> _Brief_
Copy out, exactly, the first line of the entries below and every line after it through the one containing "How do energy, volume".

> _Records provided_
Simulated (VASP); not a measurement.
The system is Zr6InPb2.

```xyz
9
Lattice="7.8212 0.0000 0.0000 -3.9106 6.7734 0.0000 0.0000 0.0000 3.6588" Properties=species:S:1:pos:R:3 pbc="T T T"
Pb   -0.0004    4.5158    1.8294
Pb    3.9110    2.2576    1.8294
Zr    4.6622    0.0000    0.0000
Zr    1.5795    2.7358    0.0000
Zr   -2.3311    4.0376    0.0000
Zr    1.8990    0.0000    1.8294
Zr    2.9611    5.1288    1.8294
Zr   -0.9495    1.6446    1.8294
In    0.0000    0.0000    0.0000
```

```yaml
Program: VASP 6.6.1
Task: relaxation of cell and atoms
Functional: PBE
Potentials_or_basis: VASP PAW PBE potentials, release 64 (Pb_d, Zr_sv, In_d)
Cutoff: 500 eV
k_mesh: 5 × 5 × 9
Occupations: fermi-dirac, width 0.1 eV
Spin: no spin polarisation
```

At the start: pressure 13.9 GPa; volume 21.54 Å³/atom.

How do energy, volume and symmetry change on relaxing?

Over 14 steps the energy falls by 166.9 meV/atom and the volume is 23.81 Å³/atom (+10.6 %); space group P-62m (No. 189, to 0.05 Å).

> _Result_
Simulated (VASP); not a measurement.
The system is Zr6InPb2.

```xyz
9
Lattice="7.8212 0.0000 0.0000 -3.9106 6.7734 0.0000 0.0000 0.0000 3.6588" Properties=species:S:1:pos:R:3 pbc="T T T"
Pb   -0.0004    4.5158    1.8294
Pb    3.9110    2.2576    1.8294
Zr    4.6622    0.0000    0.0000
Zr    1.5795    2.7358    0.0000
Zr   -2.3311    4.0376    0.0000
Zr    1.8990    0.0000    1.8294
Zr    2.9611    5.1288    1.8294
Zr   -0.9495    1.6446    1.8294
In    0.0000    0.0000    0.0000
```

```yaml
Program: VASP 6.6.1
Task: relaxation of cell and atoms
Functional: PBE
Potentials_or_basis: VASP PAW PBE potentials, release 64 (Pb_d, Zr_sv, In_d)
Cutoff: 500 eV
k_mesh: 5 × 5 × 9
Occupations: fermi-dirac, width 0.1 eV
Spin: no spin polarisation
```

At the start: pressure 13.9 GPa; volume 21.54 Å³/atom.

How do energy, volume and symmetry change on relaxing?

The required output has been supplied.